GIVEN INFORMATION
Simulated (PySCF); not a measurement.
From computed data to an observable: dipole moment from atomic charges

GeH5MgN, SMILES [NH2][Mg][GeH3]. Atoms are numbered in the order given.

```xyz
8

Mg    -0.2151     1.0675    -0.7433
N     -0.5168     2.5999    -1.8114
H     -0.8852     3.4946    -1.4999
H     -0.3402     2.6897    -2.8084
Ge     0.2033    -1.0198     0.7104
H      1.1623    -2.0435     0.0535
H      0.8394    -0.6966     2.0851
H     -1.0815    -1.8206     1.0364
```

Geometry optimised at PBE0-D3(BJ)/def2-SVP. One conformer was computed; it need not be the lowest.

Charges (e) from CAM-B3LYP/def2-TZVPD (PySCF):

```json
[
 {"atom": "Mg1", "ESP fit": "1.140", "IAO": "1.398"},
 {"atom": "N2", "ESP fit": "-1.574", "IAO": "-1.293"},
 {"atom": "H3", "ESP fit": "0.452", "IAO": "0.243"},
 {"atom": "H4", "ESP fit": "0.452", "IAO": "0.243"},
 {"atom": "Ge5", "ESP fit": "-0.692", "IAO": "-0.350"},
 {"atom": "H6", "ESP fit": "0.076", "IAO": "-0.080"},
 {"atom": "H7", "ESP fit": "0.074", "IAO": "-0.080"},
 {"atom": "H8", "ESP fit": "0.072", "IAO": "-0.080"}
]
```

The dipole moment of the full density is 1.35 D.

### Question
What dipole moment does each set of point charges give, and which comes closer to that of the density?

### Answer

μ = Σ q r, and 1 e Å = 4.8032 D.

WORK INSTRUCTION
Please transcribe each entry exactly, keeping every word as it is.

ANSWER SECTION
Simulated (PySCF); not a measurement.
From computed data to an observable: dipole moment from atomic charges

GeH5MgN, SMILES [NH2][Mg][GeH3]. Atoms are numbered in the order given.

```xyz
8

Mg    -0.2151     1.0675    -0.7433
N     -0.5168     2.5999    -1.8114
H     -0.8852     3.4946    -1.4999
H     -0.3402     2.6897    -2.8084
Ge     0.2033    -1.0198     0.7104
H      1.1623    -2.0435     0.0535
H      0.8394    -0.6966     2.0851
H     -1.0815    -1.8206     1.0364
```

Geometry optimised at PBE0-D3(BJ)/def2-SVP. One conformer was computed; it need not be the lowest.

Charges (e) from CAM-B3LYP/def2-TZVPD (PySCF):

```json
[
 {"atom": "Mg1", "ESP fit": "1.140", "IAO": "1.398"},
 {"atom": "N2", "ESP fit": "-1.574", "IAO": "-1.293"},
 {"atom": "H3", "ESP fit": "0.452", "IAO": "0.243"},
 {"atom": "H4", "ESP fit": "0.452", "IAO": "0.243"},
 {"atom": "Ge5", "ESP fit": "-0.692", "IAO": "-0.350"},
 {"atom": "H6", "ESP fit": "0.076", "IAO": "-0.080"},
 {"atom": "H7", "ESP fit": "0.074", "IAO": "-0.080"},
 {"atom": "H8", "ESP fit": "0.072", "IAO": "-0.080"}
]
```

The dipole moment of the full density is 1.35 D.

### Question
What dipole moment does each set of point charges give, and which comes closer to that of the density?

### Answer

μ = Σ q r, and 1 e Å = 4.8032 D.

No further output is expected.